== Entries shown ==

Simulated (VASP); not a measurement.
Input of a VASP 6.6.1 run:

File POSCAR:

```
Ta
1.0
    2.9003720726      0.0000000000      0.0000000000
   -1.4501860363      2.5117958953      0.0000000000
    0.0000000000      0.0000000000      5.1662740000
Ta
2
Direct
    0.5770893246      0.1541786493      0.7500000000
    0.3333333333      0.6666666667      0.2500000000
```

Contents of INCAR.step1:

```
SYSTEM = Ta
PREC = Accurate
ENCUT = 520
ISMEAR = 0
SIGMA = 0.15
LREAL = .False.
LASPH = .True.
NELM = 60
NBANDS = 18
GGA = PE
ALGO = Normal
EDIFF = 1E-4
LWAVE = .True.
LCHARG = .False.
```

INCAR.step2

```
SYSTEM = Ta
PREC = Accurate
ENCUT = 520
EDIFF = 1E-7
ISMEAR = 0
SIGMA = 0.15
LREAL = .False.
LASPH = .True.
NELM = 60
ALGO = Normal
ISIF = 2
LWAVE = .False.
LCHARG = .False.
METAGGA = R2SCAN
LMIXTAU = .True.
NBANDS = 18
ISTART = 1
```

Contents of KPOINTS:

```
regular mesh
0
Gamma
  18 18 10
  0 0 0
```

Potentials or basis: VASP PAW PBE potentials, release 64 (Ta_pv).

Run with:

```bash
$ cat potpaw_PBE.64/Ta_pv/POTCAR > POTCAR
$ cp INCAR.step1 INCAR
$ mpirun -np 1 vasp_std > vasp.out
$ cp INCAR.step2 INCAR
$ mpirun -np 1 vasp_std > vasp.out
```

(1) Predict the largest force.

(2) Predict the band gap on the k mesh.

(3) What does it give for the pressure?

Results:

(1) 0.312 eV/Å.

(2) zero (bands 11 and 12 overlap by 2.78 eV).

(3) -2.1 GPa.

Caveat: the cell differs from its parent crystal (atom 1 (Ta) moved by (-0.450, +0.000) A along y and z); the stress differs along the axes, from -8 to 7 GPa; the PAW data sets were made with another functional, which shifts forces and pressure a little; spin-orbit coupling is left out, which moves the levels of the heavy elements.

===

Assigned task: The line with "(3) -2.1 GPa." marks the end; reproduce exactly every line from the start of the entries up to it, that line included.

Your response:
Simulated (VASP); not a measurement.
Input of a VASP 6.6.1 run:

File POSCAR:

```
Ta
1.0
    2.9003720726      0.0000000000      0.0000000000
   -1.4501860363      2.5117958953      0.0000000000
    0.0000000000      0.0000000000      5.1662740000
Ta
2
Direct
    0.5770893246      0.1541786493      0.7500000000
    0.3333333333      0.6666666667      0.2500000000
```

Contents of INCAR.step1:

```
SYSTEM = Ta
PREC = Accurate
ENCUT = 520
ISMEAR = 0
SIGMA = 0.15
LREAL = .False.
LASPH = .True.
NELM = 60
NBANDS = 18
GGA = PE
ALGO = Normal
EDIFF = 1E-4
LWAVE = .True.
LCHARG = .False.
```

INCAR.step2

```
SYSTEM = Ta
PREC = Accurate
ENCUT = 520
EDIFF = 1E-7
ISMEAR = 0
SIGMA = 0.15
LREAL = .False.
LASPH = .True.
NELM = 60
ALGO = Normal
ISIF = 2
LWAVE = .False.
LCHARG = .False.
METAGGA = R2SCAN
LMIXTAU = .True.
NBANDS = 18
ISTART = 1
```

Contents of KPOINTS:

```
regular mesh
0
Gamma
  18 18 10
  0 0 0
```

Potentials or basis: VASP PAW PBE potentials, release 64 (Ta_pv).

Run with:

```bash
$ cat potpaw_PBE.64/Ta_pv/POTCAR > POTCAR
$ cp INCAR.step1 INCAR
$ mpirun -np 1 vasp_std > vasp.out
$ cp INCAR.step2 INCAR
$ mpirun -np 1 vasp_std > vasp.out
```

(1) Predict the largest force.

(2) Predict the band gap on the k mesh.

(3) What does it give for the pressure?

Results:

(1) 0.312 eV/Å.

(2) zero (bands 11 and 12 overlap by 2.78 eV).

(3) -2.1 GPa.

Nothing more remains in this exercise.